- **Work request**: Transcribe the records word for word, beginning with the first line and ending with the line that contains "- relativity neglected, one"; include nothing else.

- **Recorded information**:
————
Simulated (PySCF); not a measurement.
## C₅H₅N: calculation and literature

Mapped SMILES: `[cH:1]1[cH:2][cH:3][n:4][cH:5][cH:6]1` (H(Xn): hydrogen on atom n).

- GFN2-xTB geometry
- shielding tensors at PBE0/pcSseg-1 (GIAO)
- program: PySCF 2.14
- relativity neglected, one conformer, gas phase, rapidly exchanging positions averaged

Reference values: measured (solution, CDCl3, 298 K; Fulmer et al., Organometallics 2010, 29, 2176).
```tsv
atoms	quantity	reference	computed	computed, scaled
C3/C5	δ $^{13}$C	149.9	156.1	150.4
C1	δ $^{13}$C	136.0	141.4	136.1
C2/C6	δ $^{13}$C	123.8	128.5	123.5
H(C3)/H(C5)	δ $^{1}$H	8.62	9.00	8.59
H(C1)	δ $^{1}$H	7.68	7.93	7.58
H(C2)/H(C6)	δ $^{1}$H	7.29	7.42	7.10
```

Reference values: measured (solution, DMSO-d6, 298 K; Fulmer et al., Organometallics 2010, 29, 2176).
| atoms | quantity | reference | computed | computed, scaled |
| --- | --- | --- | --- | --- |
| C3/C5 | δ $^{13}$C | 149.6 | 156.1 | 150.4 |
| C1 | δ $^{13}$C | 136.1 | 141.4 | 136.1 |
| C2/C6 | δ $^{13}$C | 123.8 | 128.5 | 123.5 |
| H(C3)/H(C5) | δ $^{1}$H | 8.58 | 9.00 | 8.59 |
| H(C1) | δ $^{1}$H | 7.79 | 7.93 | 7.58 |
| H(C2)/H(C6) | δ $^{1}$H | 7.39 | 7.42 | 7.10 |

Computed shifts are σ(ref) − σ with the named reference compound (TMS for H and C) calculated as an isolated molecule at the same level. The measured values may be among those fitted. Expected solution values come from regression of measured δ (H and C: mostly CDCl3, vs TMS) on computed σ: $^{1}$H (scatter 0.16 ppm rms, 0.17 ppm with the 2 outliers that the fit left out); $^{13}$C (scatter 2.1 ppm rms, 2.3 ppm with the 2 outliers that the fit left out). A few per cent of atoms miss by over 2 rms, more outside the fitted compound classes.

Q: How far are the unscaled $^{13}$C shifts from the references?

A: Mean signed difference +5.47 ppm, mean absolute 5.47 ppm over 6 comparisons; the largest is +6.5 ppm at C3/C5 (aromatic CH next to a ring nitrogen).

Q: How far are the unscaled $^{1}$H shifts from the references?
————

- **Task result**:
Simulated (PySCF); not a measurement.
## C₅H₅N: calculation and literature

Mapped SMILES: `[cH:1]1[cH:2][cH:3][n:4][cH:5][cH:6]1` (H(Xn): hydrogen on atom n).

- GFN2-xTB geometry
- shielding tensors at PBE0/pcSseg-1 (GIAO)
- program: PySCF 2.14
- relativity neglected, one conformer, gas phase, rapidly exchanging positions averaged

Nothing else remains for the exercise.